Segment Open

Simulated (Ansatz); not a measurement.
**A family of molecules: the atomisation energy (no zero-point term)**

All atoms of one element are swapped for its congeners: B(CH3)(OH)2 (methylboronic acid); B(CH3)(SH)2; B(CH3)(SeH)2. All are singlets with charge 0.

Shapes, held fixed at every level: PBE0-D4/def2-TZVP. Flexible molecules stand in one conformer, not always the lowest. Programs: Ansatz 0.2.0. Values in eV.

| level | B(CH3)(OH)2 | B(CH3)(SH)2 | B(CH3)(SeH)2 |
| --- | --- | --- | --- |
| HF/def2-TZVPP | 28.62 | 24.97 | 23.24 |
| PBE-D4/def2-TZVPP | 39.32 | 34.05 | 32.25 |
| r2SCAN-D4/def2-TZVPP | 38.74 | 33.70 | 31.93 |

Segment Closed

Every record here must be output exactly, word for word.

Simulated (Ansatz); not a measurement.
**A family of molecules: the atomisation energy (no zero-point term)**

All atoms of one element are swapped for its congeners: B(CH3)(OH)2 (methylboronic acid); B(CH3)(SH)2; B(CH3)(SeH)2. All are singlets with charge 0.

Shapes, held fixed at every level: PBE0-D4/def2-TZVP. Flexible molecules stand in one conformer, not always the lowest. Programs: Ansatz 0.2.0. Values in eV.

| level | B(CH3)(OH)2 | B(CH3)(SH)2 | B(CH3)(SeH)2 |
| --- | --- | --- | --- |
| HF/def2-TZVPP | 28.62 | 24.97 | 23.24 |
| PBE-D4/def2-TZVPP | 39.32 | 34.05 | 32.25 |
| r2SCAN-D4/def2-TZVPP | 38.74 | 33.70 | 31.93 |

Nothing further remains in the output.